AVAILABLE DATA:
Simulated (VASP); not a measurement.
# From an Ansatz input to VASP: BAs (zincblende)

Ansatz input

EXERCISE: Word for word, reproduce every line of the data.

YOUR SOLUTION:
Simulated (VASP); not a measurement.
# From an Ansatz input to VASP: BAs (zincblende)

Ansatz input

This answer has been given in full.